__________
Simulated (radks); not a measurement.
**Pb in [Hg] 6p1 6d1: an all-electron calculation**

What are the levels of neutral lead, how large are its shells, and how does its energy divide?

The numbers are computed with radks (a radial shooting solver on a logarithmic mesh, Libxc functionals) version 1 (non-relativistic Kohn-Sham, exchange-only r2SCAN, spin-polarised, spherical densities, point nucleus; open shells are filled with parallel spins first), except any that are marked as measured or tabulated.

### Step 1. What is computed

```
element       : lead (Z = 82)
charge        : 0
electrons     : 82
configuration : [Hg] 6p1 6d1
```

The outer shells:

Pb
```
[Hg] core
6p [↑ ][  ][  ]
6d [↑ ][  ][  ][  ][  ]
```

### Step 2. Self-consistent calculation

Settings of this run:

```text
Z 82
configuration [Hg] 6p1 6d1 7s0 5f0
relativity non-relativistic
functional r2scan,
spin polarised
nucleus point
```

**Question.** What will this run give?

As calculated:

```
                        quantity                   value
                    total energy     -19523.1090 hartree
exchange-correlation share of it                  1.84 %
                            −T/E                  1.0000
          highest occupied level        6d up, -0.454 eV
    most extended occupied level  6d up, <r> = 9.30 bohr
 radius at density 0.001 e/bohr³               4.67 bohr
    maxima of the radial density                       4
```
__________

_Exercise_
Repeat, word for word, the lines from the start of the records to the line that contains "What are the", both of them included, and no others.

_Written solution_
Simulated (radks); not a measurement.
**Pb in [Hg] 6p1 6d1: an all-electron calculation**

What are the levels of neutral lead, how large are its shells, and how does its energy divide?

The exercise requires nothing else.